■ Assigned task ■
Output every entry exactly as written.

++++++++++++++++++++

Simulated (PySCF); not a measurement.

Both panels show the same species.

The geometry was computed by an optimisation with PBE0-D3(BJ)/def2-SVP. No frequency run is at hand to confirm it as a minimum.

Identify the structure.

++++++++++++++++++++

■ Answer space ■
Simulated (PySCF); not a measurement.

Both panels show the same species.

The geometry was computed by an optimisation with PBE0-D3(BJ)/def2-SVP. No frequency run is at hand to confirm it as a minimum.

Identify the structure.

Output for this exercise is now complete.